REQUIREMENT => Every entry needs to be printed exactly, please.

***** SOURCE DATA

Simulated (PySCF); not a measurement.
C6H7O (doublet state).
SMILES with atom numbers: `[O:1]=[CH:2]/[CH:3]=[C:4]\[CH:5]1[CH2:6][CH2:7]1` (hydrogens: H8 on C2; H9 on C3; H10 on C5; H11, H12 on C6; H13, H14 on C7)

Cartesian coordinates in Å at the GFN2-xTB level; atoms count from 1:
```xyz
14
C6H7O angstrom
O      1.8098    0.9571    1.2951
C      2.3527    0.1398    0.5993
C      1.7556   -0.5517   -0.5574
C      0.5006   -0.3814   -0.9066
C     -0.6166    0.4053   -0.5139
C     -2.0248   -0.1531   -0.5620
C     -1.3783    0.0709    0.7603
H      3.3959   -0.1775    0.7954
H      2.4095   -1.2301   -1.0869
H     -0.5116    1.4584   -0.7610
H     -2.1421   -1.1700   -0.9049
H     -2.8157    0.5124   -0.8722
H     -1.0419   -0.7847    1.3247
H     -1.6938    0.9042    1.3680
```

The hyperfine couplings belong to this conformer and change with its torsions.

**********

RESPONSE AREA =>
Simulated (PySCF); not a measurement.
C6H7O (doublet state).
SMILES with atom numbers: `[O:1]=[CH:2]/[CH:3]=[C:4]\[CH:5]1[CH2:6][CH2:7]1` (hydrogens: H8 on C2; H9 on C3; H10 on C5; H11, H12 on C6; H13, H14 on C7)

Cartesian coordinates in Å at the GFN2-xTB level; atoms count from 1:
```xyz
14
C6H7O angstrom
O      1.8098    0.9571    1.2951
C      2.3527    0.1398    0.5993
C      1.7556   -0.5517   -0.5574
C      0.5006   -0.3814   -0.9066
C     -0.6166    0.4053   -0.5139
C     -2.0248   -0.1531   -0.5620
C     -1.3783    0.0709    0.7603
H      3.3959   -0.1775    0.7954
H      2.4095   -1.2301   -1.0869
H     -0.5116    1.4584   -0.7610
H     -2.1421   -1.1700   -0.9049
H     -2.8157    0.5124   -0.8722
H     -1.0419   -0.7847    1.3247
H     -1.6938    0.9042    1.3680
```

The hyperfine couplings belong to this conformer and change with its torsions.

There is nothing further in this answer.